Segment Open

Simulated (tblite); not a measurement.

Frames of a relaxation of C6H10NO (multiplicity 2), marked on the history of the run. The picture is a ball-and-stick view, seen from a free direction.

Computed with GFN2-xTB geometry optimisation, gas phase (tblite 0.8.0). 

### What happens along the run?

Segment Closed

*Work request*. The whole of the data is to be returned with every line intact.

*Expected answer*.
Simulated (tblite); not a measurement.

Frames of a relaxation of C6H10NO (multiplicity 2), marked on the history of the run. The picture is a ball-and-stick view, seen from a free direction.

Computed with GFN2-xTB geometry optimisation, gas phase (tblite 0.8.0). 

### What happens along the run?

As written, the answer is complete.